-=-=-=-=-

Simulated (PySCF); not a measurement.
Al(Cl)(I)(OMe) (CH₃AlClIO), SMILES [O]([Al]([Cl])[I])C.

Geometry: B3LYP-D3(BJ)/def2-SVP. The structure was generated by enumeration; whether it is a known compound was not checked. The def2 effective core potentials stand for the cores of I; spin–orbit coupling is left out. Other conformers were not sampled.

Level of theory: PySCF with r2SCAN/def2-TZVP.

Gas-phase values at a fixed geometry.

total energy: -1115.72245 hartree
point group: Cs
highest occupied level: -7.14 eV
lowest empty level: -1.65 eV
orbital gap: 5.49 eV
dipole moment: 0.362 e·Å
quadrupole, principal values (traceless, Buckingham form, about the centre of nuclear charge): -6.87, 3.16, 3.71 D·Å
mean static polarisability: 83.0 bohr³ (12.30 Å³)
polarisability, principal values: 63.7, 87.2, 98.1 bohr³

-=-=-=-=-

- ACTIVITY: Retype each entry exactly.

- RESPONSE BOX:
Simulated (PySCF); not a measurement.
Al(Cl)(I)(OMe) (CH₃AlClIO), SMILES [O]([Al]([Cl])[I])C.

Geometry: B3LYP-D3(BJ)/def2-SVP. The structure was generated by enumeration; whether it is a known compound was not checked. The def2 effective core potentials stand for the cores of I; spin–orbit coupling is left out. Other conformers were not sampled.

Level of theory: PySCF with r2SCAN/def2-TZVP.

Gas-phase values at a fixed geometry.

total energy: -1115.72245 hartree
point group: Cs
highest occupied level: -7.14 eV
lowest empty level: -1.65 eV
orbital gap: 5.49 eV
dipole moment: 0.362 e·Å
quadrupole, principal values (traceless, Buckingham form, about the centre of nuclear charge): -6.87, 3.16, 3.71 D·Å
mean static polarisability: 83.0 bohr³ (12.30 Å³)
polarisability, principal values: 63.7, 87.2, 98.1 bohr³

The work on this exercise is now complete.